Please transcribe the data that follows exactly, from its first line through the line that contains "Caveats: the PAW".

::::

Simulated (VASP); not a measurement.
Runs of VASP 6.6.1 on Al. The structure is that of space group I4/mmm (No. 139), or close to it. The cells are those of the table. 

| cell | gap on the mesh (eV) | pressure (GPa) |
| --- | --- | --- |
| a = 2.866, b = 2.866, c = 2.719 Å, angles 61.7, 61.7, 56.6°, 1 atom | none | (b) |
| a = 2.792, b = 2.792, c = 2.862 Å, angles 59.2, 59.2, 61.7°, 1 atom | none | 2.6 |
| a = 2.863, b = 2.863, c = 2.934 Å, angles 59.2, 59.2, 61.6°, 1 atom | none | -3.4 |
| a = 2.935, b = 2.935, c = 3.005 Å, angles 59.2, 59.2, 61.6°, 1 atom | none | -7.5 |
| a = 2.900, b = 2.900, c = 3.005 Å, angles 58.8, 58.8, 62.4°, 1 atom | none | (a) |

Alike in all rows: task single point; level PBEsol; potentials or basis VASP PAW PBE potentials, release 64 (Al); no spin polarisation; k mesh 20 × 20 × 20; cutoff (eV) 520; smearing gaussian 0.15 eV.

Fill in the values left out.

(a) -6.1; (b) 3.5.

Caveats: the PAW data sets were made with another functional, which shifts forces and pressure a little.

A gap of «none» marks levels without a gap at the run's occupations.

::::

#### Expected answer:
Simulated (VASP); not a measurement.
Runs of VASP 6.6.1 on Al. The structure is that of space group I4/mmm (No. 139), or close to it. The cells are those of the table. 

| cell | gap on the mesh (eV) | pressure (GPa) |
| --- | --- | --- |
| a = 2.866, b = 2.866, c = 2.719 Å, angles 61.7, 61.7, 56.6°, 1 atom | none | (b) |
| a = 2.792, b = 2.792, c = 2.862 Å, angles 59.2, 59.2, 61.7°, 1 atom | none | 2.6 |
| a = 2.863, b = 2.863, c = 2.934 Å, angles 59.2, 59.2, 61.6°, 1 atom | none | -3.4 |
| a = 2.935, b = 2.935, c = 3.005 Å, angles 59.2, 59.2, 61.6°, 1 atom | none | -7.5 |
| a = 2.900, b = 2.900, c = 3.005 Å, angles 58.8, 58.8, 62.4°, 1 atom | none | (a) |

Alike in all rows: task single point; level PBEsol; potentials or basis VASP PAW PBE potentials, release 64 (Al); no spin polarisation; k mesh 20 × 20 × 20; cutoff (eV) 520; smearing gaussian 0.15 eV.

Fill in the values left out.

(a) -6.1; (b) 3.5.

Caveats: the PAW data sets were made with another functional, which shifts forces and pressure a little.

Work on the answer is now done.